## Exercise data
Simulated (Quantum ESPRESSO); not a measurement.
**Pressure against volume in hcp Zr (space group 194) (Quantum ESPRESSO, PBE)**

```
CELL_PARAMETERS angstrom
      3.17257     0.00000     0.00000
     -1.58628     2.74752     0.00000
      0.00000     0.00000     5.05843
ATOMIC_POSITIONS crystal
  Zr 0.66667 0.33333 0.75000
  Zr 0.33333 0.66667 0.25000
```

## Assigned task
Reproduce the entire listing. Keep every word as it is.

## Written reply
Simulated (Quantum ESPRESSO); not a measurement.
**Pressure against volume in hcp Zr (space group 194) (Quantum ESPRESSO, PBE)**

```
CELL_PARAMETERS angstrom
      3.17257     0.00000     0.00000
     -1.58628     2.74752     0.00000
      0.00000     0.00000     5.05843
ATOMIC_POSITIONS crystal
  Zr 0.66667 0.33333 0.75000
  Zr 0.33333 0.66667 0.25000
```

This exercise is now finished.